In the listing below, print exactly the lines from the first through the one that contains "determinant | 0.755 |".

(Source material begins)
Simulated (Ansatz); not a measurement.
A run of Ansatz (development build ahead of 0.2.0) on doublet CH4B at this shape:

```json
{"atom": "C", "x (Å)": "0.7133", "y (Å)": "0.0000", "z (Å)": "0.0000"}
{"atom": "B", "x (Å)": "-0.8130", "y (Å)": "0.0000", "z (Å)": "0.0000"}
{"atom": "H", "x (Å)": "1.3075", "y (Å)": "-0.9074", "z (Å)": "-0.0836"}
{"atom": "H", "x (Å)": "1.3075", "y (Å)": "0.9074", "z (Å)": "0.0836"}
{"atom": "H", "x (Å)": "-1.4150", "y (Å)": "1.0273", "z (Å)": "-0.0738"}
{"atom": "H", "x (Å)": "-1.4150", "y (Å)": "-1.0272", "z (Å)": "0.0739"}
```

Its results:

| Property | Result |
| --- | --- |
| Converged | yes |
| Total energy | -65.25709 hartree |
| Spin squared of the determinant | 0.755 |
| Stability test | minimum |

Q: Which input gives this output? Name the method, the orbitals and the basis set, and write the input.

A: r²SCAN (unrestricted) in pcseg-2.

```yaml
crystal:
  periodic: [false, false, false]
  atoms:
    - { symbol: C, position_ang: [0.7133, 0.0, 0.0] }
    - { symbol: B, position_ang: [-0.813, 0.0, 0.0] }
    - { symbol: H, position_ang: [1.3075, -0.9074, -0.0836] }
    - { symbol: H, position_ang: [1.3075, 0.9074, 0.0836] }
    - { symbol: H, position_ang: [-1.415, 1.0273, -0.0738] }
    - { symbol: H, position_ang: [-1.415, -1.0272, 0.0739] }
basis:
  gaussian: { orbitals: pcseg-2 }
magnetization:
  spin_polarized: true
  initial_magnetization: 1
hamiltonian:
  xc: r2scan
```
(Source material ends)

Exercise output:
Simulated (Ansatz); not a measurement.
A run of Ansatz (development build ahead of 0.2.0) on doublet CH4B at this shape:

```json
{"atom": "C", "x (Å)": "0.7133", "y (Å)": "0.0000", "z (Å)": "0.0000"}
{"atom": "B", "x (Å)": "-0.8130", "y (Å)": "0.0000", "z (Å)": "0.0000"}
{"atom": "H", "x (Å)": "1.3075", "y (Å)": "-0.9074", "z (Å)": "-0.0836"}
{"atom": "H", "x (Å)": "1.3075", "y (Å)": "0.9074", "z (Å)": "0.0836"}
{"atom": "H", "x (Å)": "-1.4150", "y (Å)": "1.0273", "z (Å)": "-0.0738"}
{"atom": "H", "x (Å)": "-1.4150", "y (Å)": "-1.0272", "z (Å)": "0.0739"}
```

Its results:

| Property | Result |
| --- | --- |
| Converged | yes |
| Total energy | -65.25709 hartree |
| Spin squared of the determinant | 0.755 |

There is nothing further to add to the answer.